* _DATA SHOWN_
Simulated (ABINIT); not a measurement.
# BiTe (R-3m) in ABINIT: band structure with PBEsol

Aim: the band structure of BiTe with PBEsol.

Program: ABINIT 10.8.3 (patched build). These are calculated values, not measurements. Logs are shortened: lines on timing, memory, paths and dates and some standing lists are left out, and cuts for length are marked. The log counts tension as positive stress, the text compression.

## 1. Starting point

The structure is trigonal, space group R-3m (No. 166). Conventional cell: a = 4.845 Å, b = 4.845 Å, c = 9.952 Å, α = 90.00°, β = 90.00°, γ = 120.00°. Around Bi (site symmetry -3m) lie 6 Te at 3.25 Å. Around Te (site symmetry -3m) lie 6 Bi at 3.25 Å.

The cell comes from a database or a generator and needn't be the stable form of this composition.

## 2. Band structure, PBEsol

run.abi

* _ASSIGNED TASK_
From the listing above, return the lines starting at the one with "Aim: the band structure of BiTe with PBEsol." and ending at the one with "## 2. Band structure, PBEsol", both kept, exactly as they appear and nothing more.

* _TASK OUTPUT_
Aim: the band structure of BiTe with PBEsol.

Program: ABINIT 10.8.3 (patched build). These are calculated values, not measurements. Logs are shortened: lines on timing, memory, paths and dates and some standing lists are left out, and cuts for length are marked. The log counts tension as positive stress, the text compression.

## 1. Starting point

The structure is trigonal, space group R-3m (No. 166). Conventional cell: a = 4.845 Å, b = 4.845 Å, c = 9.952 Å, α = 90.00°, β = 90.00°, γ = 120.00°. Around Bi (site symmetry -3m) lie 6 Te at 3.25 Å. Around Te (site symmetry -3m) lie 6 Bi at 3.25 Å.

The cell comes from a database or a generator and needn't be the stable form of this composition.

## 2. Band structure, PBEsol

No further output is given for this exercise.